___ Extracted entries ___

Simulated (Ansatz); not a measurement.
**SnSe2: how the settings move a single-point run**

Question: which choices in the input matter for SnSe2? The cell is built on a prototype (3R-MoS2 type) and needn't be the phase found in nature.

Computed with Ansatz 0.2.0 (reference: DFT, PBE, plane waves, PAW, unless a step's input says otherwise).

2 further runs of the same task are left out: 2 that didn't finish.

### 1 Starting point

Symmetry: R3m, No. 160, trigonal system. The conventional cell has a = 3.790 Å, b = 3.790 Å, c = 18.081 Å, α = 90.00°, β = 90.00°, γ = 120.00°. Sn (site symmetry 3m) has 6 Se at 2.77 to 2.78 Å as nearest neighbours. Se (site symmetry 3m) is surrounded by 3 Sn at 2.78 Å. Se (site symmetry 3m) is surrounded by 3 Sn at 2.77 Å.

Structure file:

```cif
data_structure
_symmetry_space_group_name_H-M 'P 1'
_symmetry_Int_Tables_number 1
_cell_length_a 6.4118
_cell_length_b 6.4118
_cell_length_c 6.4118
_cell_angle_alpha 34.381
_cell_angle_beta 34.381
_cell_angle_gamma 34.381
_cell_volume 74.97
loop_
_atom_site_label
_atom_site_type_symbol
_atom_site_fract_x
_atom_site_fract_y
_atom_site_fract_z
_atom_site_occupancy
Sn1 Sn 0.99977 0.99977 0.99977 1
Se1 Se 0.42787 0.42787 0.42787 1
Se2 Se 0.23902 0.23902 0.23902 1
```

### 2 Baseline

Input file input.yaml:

___

:: Work instruction ::
Write down, word for word, the lines above from the one containing "a single-point run**" through the one containing "### 1 Starting point", both ends included.

:: Task response ::
**SnSe2: how the settings move a single-point run**

Question: which choices in the input matter for SnSe2? The cell is built on a prototype (3R-MoS2 type) and needn't be the phase found in nature.

Computed with Ansatz 0.2.0 (reference: DFT, PBE, plane waves, PAW, unless a step's input says otherwise).

2 further runs of the same task are left out: 2 that didn't finish.

### 1 Starting point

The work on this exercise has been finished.